Each record below must be written out again in exactly the same form.

========================================================================
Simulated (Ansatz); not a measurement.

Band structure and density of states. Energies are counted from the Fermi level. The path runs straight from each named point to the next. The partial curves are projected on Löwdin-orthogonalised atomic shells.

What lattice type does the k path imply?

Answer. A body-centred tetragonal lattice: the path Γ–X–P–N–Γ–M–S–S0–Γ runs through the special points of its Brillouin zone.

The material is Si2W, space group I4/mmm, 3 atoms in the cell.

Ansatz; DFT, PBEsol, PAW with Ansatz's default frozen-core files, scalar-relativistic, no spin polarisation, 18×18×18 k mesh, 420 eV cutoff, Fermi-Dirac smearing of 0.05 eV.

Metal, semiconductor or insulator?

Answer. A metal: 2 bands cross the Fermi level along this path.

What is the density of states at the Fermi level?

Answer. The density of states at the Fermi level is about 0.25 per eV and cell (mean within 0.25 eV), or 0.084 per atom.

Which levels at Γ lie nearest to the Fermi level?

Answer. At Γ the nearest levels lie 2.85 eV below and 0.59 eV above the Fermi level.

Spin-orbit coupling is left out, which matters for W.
========================================================================

*WRITTEN ANSWER:*
Simulated (Ansatz); not a measurement.

Band structure and density of states. Energies are counted from the Fermi level. The path runs straight from each named point to the next. The partial curves are projected on Löwdin-orthogonalised atomic shells.

What lattice type does the k path imply?

Answer. A body-centred tetragonal lattice: the path Γ–X–P–N–Γ–M–S–S0–Γ runs through the special points of its Brillouin zone.

The material is Si2W, space group I4/mmm, 3 atoms in the cell.

Ansatz; DFT, PBEsol, PAW with Ansatz's default frozen-core files, scalar-relativistic, no spin polarisation, 18×18×18 k mesh, 420 eV cutoff, Fermi-Dirac smearing of 0.05 eV.

Metal, semiconductor or insulator?

Answer. A metal: 2 bands cross the Fermi level along this path.

What is the density of states at the Fermi level?

Answer. The density of states at the Fermi level is about 0.25 per eV and cell (mean within 0.25 eV), or 0.084 per atom.

Which levels at Γ lie nearest to the Fermi level?

Answer. At Γ the nearest levels lie 2.85 eV below and 0.59 eV above the Fermi level.

Spin-orbit coupling is left out, which matters for W.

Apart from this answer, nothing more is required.